Set down exactly the lines below between the line holding "-0.057 | 0.435 |" and the line holding "The dipole moment", inclusive; no other line belongs in the answer.

EXERCISE DATA below:

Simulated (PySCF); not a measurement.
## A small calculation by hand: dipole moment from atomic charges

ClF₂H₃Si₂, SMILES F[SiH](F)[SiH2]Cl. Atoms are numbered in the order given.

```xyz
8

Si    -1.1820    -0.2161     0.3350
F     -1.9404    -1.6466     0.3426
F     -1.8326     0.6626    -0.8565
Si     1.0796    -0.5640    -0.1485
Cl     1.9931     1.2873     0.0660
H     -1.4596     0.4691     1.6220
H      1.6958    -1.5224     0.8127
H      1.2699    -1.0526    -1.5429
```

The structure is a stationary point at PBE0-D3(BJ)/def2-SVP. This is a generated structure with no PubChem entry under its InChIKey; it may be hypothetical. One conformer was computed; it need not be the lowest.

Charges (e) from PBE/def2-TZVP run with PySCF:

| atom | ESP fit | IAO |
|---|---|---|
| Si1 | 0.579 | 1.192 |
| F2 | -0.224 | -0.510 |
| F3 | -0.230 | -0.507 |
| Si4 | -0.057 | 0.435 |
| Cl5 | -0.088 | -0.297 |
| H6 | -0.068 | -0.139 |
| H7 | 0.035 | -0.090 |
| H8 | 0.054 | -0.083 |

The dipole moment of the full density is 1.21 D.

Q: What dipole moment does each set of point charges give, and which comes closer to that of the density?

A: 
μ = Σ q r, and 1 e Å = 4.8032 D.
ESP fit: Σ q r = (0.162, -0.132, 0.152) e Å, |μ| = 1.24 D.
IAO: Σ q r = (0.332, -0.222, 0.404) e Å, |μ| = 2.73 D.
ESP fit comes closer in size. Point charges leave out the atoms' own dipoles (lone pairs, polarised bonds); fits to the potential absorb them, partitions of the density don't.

End of EXERCISE DATA.

YOUR RESPONSE.
| Si4 | -0.057 | 0.435 |
| Cl5 | -0.088 | -0.297 |
| H6 | -0.068 | -0.139 |
| H7 | 0.035 | -0.090 |
| H8 | 0.054 | -0.083 |

The dipole moment of the full density is 1.21 D.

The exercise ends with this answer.